_WORK ORDER_
Print out the full listing, exactly.

Segment Open
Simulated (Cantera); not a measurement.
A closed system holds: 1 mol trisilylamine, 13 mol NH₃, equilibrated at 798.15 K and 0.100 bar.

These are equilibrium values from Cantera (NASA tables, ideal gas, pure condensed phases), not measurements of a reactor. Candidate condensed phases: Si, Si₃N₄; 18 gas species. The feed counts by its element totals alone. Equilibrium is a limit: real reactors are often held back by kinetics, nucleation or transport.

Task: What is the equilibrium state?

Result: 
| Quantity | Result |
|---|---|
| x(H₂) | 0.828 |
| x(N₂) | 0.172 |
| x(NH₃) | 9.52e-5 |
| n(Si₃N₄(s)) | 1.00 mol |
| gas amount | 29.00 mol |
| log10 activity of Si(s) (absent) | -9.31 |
Segment Closed

_ANSWER SECTION_
Simulated (Cantera); not a measurement.
A closed system holds: 1 mol trisilylamine, 13 mol NH₃, equilibrated at 798.15 K and 0.100 bar.

These are equilibrium values from Cantera (NASA tables, ideal gas, pure condensed phases), not measurements of a reactor. Candidate condensed phases: Si, Si₃N₄; 18 gas species. The feed counts by its element totals alone. Equilibrium is a limit: real reactors are often held back by kinetics, nucleation or transport.

Task: What is the equilibrium state?

Result: 
| Quantity | Result |
|---|---|
| x(H₂) | 0.828 |
| x(N₂) | 0.172 |
| x(NH₃) | 9.52e-5 |
| n(Si₃N₄(s)) | 1.00 mol |
| gas amount | 29.00 mol |
| log10 activity of Si(s) (absent) | -9.31 |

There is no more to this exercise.